→ REQUIREMENT
Begin with the first line of the listing and quote every line through the one containing "### 1 The starting structure"; give only those lines.

STUDY MATERIAL section start

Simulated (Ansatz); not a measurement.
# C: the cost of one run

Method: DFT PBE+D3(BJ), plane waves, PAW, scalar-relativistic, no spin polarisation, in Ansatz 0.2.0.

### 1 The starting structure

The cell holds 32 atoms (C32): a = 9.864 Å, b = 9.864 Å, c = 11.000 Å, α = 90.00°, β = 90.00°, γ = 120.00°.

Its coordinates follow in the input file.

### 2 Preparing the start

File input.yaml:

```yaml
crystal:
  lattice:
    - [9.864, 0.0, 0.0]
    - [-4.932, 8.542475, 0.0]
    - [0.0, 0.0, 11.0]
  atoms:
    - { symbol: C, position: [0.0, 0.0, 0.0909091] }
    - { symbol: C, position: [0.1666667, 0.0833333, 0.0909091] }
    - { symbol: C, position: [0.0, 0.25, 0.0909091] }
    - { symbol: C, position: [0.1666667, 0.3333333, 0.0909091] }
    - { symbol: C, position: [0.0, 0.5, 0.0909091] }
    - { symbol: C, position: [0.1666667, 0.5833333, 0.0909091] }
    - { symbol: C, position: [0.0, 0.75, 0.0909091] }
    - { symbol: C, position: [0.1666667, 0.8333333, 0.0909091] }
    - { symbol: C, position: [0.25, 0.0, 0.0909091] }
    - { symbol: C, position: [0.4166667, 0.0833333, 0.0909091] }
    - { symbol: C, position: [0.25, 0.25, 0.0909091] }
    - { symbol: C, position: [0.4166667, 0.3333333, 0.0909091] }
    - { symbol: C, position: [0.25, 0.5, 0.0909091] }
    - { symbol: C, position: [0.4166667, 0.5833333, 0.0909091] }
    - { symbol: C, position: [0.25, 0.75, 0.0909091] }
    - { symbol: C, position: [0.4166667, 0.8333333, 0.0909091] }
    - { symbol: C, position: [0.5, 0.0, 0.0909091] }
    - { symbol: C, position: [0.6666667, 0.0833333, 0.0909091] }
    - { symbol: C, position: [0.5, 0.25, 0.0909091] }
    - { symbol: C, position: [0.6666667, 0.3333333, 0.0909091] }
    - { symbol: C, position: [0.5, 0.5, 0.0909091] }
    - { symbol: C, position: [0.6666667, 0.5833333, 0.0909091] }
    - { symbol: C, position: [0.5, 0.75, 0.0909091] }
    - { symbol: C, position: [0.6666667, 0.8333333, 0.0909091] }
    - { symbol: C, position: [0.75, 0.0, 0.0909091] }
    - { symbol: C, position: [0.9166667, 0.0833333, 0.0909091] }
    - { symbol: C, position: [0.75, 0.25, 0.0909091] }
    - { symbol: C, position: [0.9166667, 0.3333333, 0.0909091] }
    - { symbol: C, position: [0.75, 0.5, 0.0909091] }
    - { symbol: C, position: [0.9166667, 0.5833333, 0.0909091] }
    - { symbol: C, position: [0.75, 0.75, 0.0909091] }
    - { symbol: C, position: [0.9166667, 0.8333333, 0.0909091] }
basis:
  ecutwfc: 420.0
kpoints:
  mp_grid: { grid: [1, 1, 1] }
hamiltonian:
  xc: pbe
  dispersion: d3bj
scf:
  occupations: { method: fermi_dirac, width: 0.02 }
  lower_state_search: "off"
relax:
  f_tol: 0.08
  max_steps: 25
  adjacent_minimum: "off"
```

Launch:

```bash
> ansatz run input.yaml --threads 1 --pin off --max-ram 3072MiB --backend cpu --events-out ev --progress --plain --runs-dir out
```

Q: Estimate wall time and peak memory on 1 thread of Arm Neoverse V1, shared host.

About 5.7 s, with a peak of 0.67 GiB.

STUDY MATERIAL section end

→ TASK ANSWER
Simulated (Ansatz); not a measurement.
# C: the cost of one run

Method: DFT PBE+D3(BJ), plane waves, PAW, scalar-relativistic, no spin polarisation, in Ansatz 0.2.0.

### 1 The starting structure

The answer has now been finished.